## REQUIREMENT
Write out again, exactly, the lines below starting at the one with "The arrow beside" and ending at the one with "Estimate the dipole moment.".

[[ ENTRIES SHOWN open ]]

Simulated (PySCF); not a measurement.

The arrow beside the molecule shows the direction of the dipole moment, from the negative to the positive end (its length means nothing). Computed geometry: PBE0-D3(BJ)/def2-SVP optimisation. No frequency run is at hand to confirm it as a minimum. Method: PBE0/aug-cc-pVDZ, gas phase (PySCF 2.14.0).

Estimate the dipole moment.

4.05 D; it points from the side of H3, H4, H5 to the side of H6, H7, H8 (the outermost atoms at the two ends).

[[ ENTRIES SHOWN closed ]]

## TASK SOLUTION
The arrow beside the molecule shows the direction of the dipole moment, from the negative to the positive end (its length means nothing). Computed geometry: PBE0-D3(BJ)/def2-SVP optimisation. No frequency run is at hand to confirm it as a minimum. Method: PBE0/aug-cc-pVDZ, gas phase (PySCF 2.14.0).

Estimate the dipole moment.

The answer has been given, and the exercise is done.